====================

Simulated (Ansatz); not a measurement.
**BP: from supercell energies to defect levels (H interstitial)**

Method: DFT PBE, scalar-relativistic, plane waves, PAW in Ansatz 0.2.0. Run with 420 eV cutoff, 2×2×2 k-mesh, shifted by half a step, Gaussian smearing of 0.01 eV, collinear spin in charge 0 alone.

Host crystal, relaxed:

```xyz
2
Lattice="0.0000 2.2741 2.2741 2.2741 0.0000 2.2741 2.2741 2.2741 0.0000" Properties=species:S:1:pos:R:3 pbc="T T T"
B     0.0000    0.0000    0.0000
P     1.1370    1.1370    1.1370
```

====================

▸ Requirement
All of the data above should be written out again word for word.

▸ Your response
Simulated (Ansatz); not a measurement.
**BP: from supercell energies to defect levels (H interstitial)**

Method: DFT PBE, scalar-relativistic, plane waves, PAW in Ansatz 0.2.0. Run with 420 eV cutoff, 2×2×2 k-mesh, shifted by half a step, Gaussian smearing of 0.01 eV, collinear spin in charge 0 alone.

Host crystal, relaxed:

```xyz
2
Lattice="0.0000 2.2741 2.2741 2.2741 0.0000 2.2741 2.2741 2.2741 0.0000" Properties=species:S:1:pos:R:3 pbc="T T T"
B     0.0000    0.0000    0.0000
P     1.1370    1.1370    1.1370
```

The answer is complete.